Work item
For the material below, output exactly the span from the line with "Born–Oppenheimer molecular dynamics" to the line with "Frames 45 fs apart, positions in Å.", including both, and nothing besides.

The data
Segment Open

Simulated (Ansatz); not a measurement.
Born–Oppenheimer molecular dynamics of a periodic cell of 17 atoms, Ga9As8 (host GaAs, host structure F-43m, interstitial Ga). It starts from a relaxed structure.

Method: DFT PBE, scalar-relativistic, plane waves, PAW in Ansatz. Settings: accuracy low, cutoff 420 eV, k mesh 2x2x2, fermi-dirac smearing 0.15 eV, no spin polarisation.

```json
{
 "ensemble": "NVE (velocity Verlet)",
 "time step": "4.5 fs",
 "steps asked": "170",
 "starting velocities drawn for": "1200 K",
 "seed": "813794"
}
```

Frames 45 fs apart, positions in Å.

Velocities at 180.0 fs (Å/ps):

Segment Closed

Response box
Born–Oppenheimer molecular dynamics of a periodic cell of 17 atoms, Ga9As8 (host GaAs, host structure F-43m, interstitial Ga). It starts from a relaxed structure.

Method: DFT PBE, scalar-relativistic, plane waves, PAW in Ansatz. Settings: accuracy low, cutoff 420 eV, k mesh 2x2x2, fermi-dirac smearing 0.15 eV, no spin polarisation.

```json
{
 "ensemble": "NVE (velocity Verlet)",
 "time step": "4.5 fs",
 "steps asked": "170",
 "starting velocities drawn for": "1200 K",
 "seed": "813794"
}
```

Frames 45 fs apart, positions in Å.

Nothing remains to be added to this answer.